ACTION ITEM: Give an exact copy of the lines from the beginning of the listing below to the "A k mesh can" line, inclusive.

(RECORD SET Opens)
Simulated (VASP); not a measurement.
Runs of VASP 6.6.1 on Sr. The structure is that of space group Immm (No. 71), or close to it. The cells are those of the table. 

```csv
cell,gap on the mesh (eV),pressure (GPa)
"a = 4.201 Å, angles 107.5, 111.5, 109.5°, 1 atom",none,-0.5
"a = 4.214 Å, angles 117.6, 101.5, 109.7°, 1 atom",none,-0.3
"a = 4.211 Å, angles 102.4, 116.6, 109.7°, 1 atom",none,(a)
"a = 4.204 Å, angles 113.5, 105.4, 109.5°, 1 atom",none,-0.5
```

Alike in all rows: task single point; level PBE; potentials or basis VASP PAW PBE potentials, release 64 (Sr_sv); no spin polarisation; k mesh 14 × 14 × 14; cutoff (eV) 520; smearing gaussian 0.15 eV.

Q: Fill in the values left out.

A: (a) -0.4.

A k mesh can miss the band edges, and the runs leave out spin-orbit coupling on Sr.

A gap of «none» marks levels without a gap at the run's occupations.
(RECORD SET Closes)

EXERCISE OUTPUT:
Simulated (VASP); not a measurement.
Runs of VASP 6.6.1 on Sr. The structure is that of space group Immm (No. 71), or close to it. The cells are those of the table. 

```csv
cell,gap on the mesh (eV),pressure (GPa)
"a = 4.201 Å, angles 107.5, 111.5, 109.5°, 1 atom",none,-0.5
"a = 4.214 Å, angles 117.6, 101.5, 109.7°, 1 atom",none,-0.3
"a = 4.211 Å, angles 102.4, 116.6, 109.7°, 1 atom",none,(a)
"a = 4.204 Å, angles 113.5, 105.4, 109.5°, 1 atom",none,-0.5
```

Alike in all rows: task single point; level PBE; potentials or basis VASP PAW PBE potentials, release 64 (Sr_sv); no spin polarisation; k mesh 14 × 14 × 14; cutoff (eV) 520; smearing gaussian 0.15 eV.

Q: Fill in the values left out.

A: (a) -0.4.

A k mesh can miss the band edges, and the runs leave out spin-orbit coupling on Sr.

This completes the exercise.